Work task. Every line below from the one containing "For metal compounds" through the one containing "- zero-point energy = 18.7 kcal/mol" must be transcribed exactly. Omit all lines outside that stretch.

Records supplied.
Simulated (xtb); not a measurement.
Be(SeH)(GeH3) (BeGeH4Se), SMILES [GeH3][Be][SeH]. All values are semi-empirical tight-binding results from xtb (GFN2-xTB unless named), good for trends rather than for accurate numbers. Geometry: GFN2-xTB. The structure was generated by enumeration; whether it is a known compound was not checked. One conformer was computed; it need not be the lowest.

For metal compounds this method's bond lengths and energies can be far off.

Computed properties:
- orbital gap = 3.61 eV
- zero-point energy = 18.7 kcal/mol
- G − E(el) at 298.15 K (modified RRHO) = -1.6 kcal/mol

Exercise output.
For metal compounds this method's bond lengths and energies can be far off.

Computed properties:
- orbital gap = 3.61 eV
- zero-point energy = 18.7 kcal/mol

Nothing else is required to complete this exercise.